(Beginning of Given entries)

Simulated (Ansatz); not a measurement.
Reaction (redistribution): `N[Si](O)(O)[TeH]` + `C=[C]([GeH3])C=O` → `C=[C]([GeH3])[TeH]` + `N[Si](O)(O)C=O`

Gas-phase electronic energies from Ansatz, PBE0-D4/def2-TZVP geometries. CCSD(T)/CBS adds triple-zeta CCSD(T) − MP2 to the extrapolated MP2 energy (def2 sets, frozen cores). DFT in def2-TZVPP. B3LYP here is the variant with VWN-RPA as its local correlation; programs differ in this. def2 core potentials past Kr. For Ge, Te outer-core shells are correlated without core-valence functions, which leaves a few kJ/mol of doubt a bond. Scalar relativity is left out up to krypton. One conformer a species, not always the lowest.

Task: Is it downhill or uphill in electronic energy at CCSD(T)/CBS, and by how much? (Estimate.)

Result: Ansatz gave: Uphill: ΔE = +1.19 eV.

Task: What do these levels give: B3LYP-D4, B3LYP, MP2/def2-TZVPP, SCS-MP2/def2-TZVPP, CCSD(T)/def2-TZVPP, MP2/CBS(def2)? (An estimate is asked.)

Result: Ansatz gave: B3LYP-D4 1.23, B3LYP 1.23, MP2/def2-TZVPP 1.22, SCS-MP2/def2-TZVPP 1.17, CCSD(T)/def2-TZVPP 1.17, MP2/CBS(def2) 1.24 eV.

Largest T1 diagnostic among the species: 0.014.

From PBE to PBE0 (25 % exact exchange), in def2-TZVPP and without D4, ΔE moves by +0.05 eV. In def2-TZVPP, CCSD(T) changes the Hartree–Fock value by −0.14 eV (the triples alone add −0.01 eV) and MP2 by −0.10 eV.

(End of Given entries)

▸ **Assignment**
Transcribe, exactly and without additions, the lines of the records above, beginning with the line that contains "Result: Ansatz gave: Uphill: ΔE = +1.19 eV." and ending with the line that contains "Largest T1 diagnostic", both included.

▸ **Your solution**
Result: Ansatz gave: Uphill: ΔE = +1.19 eV.

Task: What do these levels give: B3LYP-D4, B3LYP, MP2/def2-TZVPP, SCS-MP2/def2-TZVPP, CCSD(T)/def2-TZVPP, MP2/CBS(def2)? (An estimate is asked.)

Result: Ansatz gave: B3LYP-D4 1.23, B3LYP 1.23, MP2/def2-TZVPP 1.22, SCS-MP2/def2-TZVPP 1.17, CCSD(T)/def2-TZVPP 1.17, MP2/CBS(def2) 1.24 eV.

Largest T1 diagnostic among the species: 0.014.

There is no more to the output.